The data
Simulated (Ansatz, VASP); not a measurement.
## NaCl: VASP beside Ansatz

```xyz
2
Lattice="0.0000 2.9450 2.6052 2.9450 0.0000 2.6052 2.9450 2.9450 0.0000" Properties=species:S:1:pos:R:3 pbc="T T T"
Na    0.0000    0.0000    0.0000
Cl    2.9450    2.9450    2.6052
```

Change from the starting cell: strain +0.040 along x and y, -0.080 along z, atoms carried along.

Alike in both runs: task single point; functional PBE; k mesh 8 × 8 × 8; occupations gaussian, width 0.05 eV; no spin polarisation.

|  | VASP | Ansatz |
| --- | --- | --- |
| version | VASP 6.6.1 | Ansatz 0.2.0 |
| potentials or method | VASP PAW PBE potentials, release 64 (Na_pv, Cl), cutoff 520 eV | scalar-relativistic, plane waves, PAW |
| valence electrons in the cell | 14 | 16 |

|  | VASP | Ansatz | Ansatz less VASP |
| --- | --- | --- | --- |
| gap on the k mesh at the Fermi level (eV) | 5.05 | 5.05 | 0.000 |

Work instruction
Only the lines above starting with the one with "Change from the" and going through the one with "Ansatz 0.2.0 |" are to be copied, word for word and with both ends kept.

Task answer
Change from the starting cell: strain +0.040 along x and y, -0.080 along z, atoms carried along.

Alike in both runs: task single point; functional PBE; k mesh 8 × 8 × 8; occupations gaussian, width 0.05 eV; no spin polarisation.

|  | VASP | Ansatz |
| --- | --- | --- |
| version | VASP 6.6.1 | Ansatz 0.2.0 |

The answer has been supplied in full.